Information>
===

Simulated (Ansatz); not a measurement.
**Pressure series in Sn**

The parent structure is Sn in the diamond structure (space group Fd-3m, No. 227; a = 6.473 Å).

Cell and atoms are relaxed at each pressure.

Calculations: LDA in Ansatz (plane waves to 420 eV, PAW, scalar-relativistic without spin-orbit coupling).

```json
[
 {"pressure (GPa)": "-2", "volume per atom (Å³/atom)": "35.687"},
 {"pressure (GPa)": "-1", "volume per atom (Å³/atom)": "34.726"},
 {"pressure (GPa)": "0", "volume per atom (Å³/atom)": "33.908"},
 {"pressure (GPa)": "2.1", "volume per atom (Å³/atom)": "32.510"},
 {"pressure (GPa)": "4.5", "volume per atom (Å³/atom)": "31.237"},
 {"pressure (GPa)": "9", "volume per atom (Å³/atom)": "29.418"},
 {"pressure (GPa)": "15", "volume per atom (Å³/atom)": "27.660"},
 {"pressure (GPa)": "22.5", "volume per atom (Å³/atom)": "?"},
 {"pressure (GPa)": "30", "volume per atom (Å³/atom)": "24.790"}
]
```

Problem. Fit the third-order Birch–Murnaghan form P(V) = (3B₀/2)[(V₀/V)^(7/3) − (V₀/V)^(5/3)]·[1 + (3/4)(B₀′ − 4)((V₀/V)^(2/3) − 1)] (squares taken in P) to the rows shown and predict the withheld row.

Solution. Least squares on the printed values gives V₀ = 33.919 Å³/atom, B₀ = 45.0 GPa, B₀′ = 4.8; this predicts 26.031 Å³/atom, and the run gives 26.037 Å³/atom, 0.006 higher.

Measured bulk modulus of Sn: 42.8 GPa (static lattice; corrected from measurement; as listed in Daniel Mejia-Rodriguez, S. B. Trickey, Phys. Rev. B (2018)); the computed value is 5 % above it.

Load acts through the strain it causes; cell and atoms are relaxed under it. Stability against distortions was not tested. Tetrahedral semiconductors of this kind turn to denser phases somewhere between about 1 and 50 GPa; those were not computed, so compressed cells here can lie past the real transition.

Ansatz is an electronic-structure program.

===

Please print verbatim each line from the first line of the entries above to the line that contains "Measured bulk modulus", inclusive, and nothing more.

Simulated (Ansatz); not a measurement.
**Pressure series in Sn**

The parent structure is Sn in the diamond structure (space group Fd-3m, No. 227; a = 6.473 Å).

Cell and atoms are relaxed at each pressure.

Calculations: LDA in Ansatz (plane waves to 420 eV, PAW, scalar-relativistic without spin-orbit coupling).

```json
[
 {"pressure (GPa)": "-2", "volume per atom (Å³/atom)": "35.687"},
 {"pressure (GPa)": "-1", "volume per atom (Å³/atom)": "34.726"},
 {"pressure (GPa)": "0", "volume per atom (Å³/atom)": "33.908"},
 {"pressure (GPa)": "2.1", "volume per atom (Å³/atom)": "32.510"},
 {"pressure (GPa)": "4.5", "volume per atom (Å³/atom)": "31.237"},
 {"pressure (GPa)": "9", "volume per atom (Å³/atom)": "29.418"},
 {"pressure (GPa)": "15", "volume per atom (Å³/atom)": "27.660"},
 {"pressure (GPa)": "22.5", "volume per atom (Å³/atom)": "?"},
 {"pressure (GPa)": "30", "volume per atom (Å³/atom)": "24.790"}
]
```

Problem. Fit the third-order Birch–Murnaghan form P(V) = (3B₀/2)[(V₀/V)^(7/3) − (V₀/V)^(5/3)]·[1 + (3/4)(B₀′ − 4)((V₀/V)^(2/3) − 1)] (squares taken in P) to the rows shown and predict the withheld row.

Solution. Least squares on the printed values gives V₀ = 33.919 Å³/atom, B₀ = 45.0 GPa, B₀′ = 4.8; this predicts 26.031 Å³/atom, and the run gives 26.037 Å³/atom, 0.006 higher.

Measured bulk modulus of Sn: 42.8 GPa (static lattice; corrected from measurement; as listed in Daniel Mejia-Rodriguez, S. B. Trickey, Phys. Rev. B (2018)); the computed value is 5 % above it.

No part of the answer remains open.